--- Material shown ---
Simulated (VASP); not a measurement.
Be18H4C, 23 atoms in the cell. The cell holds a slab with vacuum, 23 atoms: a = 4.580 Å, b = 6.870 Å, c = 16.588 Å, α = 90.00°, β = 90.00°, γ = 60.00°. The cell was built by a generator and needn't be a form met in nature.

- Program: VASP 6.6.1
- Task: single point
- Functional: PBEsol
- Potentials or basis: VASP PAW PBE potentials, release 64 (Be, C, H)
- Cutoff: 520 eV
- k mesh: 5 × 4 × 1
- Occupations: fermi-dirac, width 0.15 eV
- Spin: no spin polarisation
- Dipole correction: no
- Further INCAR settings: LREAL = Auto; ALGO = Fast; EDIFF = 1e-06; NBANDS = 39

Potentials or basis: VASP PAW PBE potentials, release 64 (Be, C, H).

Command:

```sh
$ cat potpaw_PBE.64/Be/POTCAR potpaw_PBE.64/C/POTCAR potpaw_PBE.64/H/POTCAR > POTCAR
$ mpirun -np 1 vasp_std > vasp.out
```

--- Activity ---
Retype the data precisely.

--- Task result ---
Simulated (VASP); not a measurement.
Be18H4C, 23 atoms in the cell. The cell holds a slab with vacuum, 23 atoms: a = 4.580 Å, b = 6.870 Å, c = 16.588 Å, α = 90.00°, β = 90.00°, γ = 60.00°. The cell was built by a generator and needn't be a form met in nature.

- Program: VASP 6.6.1
- Task: single point
- Functional: PBEsol
- Potentials or basis: VASP PAW PBE potentials, release 64 (Be, C, H)
- Cutoff: 520 eV
- k mesh: 5 × 4 × 1
- Occupations: fermi-dirac, width 0.15 eV
- Spin: no spin polarisation
- Dipole correction: no
- Further INCAR settings: LREAL = Auto; ALGO = Fast; EDIFF = 1e-06; NBANDS = 39

Potentials or basis: VASP PAW PBE potentials, release 64 (Be, C, H).

Command:

```sh
$ cat potpaw_PBE.64/Be/POTCAR potpaw_PBE.64/C/POTCAR potpaw_PBE.64/H/POTCAR > POTCAR
$ mpirun -np 1 vasp_std > vasp.out
```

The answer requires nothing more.